....
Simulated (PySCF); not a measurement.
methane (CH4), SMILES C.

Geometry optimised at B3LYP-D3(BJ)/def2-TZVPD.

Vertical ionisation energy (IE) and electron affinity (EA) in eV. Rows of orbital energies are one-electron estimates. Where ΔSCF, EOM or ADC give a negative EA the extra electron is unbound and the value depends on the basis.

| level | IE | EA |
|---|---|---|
....

=== WORK INSTRUCTION ===
Reproduce each entry above character for character.

=== RESPONSE AREA ===
Simulated (PySCF); not a measurement.
methane (CH4), SMILES C.

Geometry optimised at B3LYP-D3(BJ)/def2-TZVPD.

Vertical ionisation energy (IE) and electron affinity (EA) in eV. Rows of orbital energies are one-electron estimates. Where ΔSCF, EOM or ADC give a negative EA the extra electron is unbound and the value depends on the basis.

| level | IE | EA |
|---|---|---|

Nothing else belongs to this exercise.